REQUIREMENT ▸
Please take the lines from the one holding "D. basis from" through the one holding "Caveats: semicore shells" in the data below and copy them exactly.

--- START ---

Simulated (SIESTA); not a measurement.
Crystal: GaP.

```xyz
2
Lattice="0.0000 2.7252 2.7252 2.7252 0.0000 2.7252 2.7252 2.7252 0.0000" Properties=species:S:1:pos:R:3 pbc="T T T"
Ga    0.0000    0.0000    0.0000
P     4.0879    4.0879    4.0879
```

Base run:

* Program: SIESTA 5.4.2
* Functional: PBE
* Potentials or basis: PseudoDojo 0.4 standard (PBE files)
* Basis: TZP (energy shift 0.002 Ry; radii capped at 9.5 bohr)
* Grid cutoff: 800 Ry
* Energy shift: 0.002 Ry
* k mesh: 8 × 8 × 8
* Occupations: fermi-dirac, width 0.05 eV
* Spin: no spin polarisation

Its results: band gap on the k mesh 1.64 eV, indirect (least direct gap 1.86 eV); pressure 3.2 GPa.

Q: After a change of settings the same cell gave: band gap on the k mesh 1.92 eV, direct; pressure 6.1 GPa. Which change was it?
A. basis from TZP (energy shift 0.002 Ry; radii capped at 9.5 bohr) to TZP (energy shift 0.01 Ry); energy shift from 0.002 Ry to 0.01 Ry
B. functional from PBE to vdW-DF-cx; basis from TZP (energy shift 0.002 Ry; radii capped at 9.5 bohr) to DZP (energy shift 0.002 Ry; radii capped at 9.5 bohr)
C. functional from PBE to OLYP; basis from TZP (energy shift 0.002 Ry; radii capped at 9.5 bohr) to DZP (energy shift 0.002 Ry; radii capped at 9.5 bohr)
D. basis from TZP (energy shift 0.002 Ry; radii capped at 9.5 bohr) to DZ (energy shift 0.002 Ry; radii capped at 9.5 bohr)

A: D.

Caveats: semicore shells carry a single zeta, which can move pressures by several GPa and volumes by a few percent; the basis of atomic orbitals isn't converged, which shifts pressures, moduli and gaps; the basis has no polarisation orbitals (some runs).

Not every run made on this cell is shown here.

--- END ---

EXPECTED ANSWER ▸
D. basis from TZP (energy shift 0.002 Ry; radii capped at 9.5 bohr) to DZ (energy shift 0.002 Ry; radii capped at 9.5 bohr)

A: D.

Caveats: semicore shells carry a single zeta, which can move pressures by several GPa and volumes by a few percent; the basis of atomic orbitals isn't converged, which shifts pressures, moduli and gaps; the basis has no polarisation orbitals (some runs).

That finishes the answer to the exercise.